Provided data:
____________

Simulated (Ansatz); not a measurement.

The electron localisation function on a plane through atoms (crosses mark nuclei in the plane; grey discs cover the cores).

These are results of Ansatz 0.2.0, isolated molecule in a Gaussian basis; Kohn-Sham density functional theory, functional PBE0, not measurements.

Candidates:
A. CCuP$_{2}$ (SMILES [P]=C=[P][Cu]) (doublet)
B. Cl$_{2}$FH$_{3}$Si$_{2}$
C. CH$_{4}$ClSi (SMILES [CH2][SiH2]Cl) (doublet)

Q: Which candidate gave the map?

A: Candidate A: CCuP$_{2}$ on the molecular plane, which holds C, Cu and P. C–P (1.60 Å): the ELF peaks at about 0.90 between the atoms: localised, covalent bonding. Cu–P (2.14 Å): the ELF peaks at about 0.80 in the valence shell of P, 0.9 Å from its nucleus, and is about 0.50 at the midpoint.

____________

Work item: Output the entire data exactly, line for line.

Task solution:
Simulated (Ansatz); not a measurement.

The electron localisation function on a plane through atoms (crosses mark nuclei in the plane; grey discs cover the cores).

These are results of Ansatz 0.2.0, isolated molecule in a Gaussian basis; Kohn-Sham density functional theory, functional PBE0, not measurements.

Candidates:
A. CCuP$_{2}$ (SMILES [P]=C=[P][Cu]) (doublet)
B. Cl$_{2}$FH$_{3}$Si$_{2}$
C. CH$_{4}$ClSi (SMILES [CH2][SiH2]Cl) (doublet)

Q: Which candidate gave the map?

A: Candidate A: CCuP$_{2}$ on the molecular plane, which holds C, Cu and P. C–P (1.60 Å): the ELF peaks at about 0.90 between the atoms: localised, covalent bonding. Cu–P (2.14 Å): the ELF peaks at about 0.80 in the valence shell of P, 0.9 Å from its nucleus, and is about 0.50 at the midpoint.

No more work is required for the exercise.